» RECORDS PROVIDED:
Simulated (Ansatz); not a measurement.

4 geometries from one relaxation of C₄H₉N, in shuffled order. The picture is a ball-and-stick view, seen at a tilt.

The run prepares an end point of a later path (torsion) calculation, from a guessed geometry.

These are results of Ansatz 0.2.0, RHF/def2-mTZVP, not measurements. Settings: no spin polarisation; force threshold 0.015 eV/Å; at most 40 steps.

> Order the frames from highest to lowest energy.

» BRIEF:
In full and exactly as written, the listing is to be copied again.

» RESPONSE BOX:
Simulated (Ansatz); not a measurement.

4 geometries from one relaxation of C₄H₉N, in shuffled order. The picture is a ball-and-stick view, seen at a tilt.

The run prepares an end point of a later path (torsion) calculation, from a guessed geometry.

These are results of Ansatz 0.2.0, RHF/def2-mTZVP, not measurements. Settings: no spin polarisation; force threshold 0.015 eV/Å; at most 40 steps.

> Order the frames from highest to lowest energy.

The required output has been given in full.